# SUPPLIED RECORDS
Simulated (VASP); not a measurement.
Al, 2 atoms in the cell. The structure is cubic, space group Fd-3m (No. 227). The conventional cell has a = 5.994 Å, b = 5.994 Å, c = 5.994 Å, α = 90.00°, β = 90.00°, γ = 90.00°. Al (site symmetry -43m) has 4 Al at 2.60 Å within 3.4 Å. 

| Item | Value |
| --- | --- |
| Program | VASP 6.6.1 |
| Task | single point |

# BRIEF
All the entries are to be reproduced verbatim.

# EXERCISE OUTPUT
Simulated (VASP); not a measurement.
Al, 2 atoms in the cell. The structure is cubic, space group Fd-3m (No. 227). The conventional cell has a = 5.994 Å, b = 5.994 Å, c = 5.994 Å, α = 90.00°, β = 90.00°, γ = 90.00°. Al (site symmetry -43m) has 4 Al at 2.60 Å within 3.4 Å. 

| Item | Value |
| --- | --- |
| Program | VASP 6.6.1 |
| Task | single point |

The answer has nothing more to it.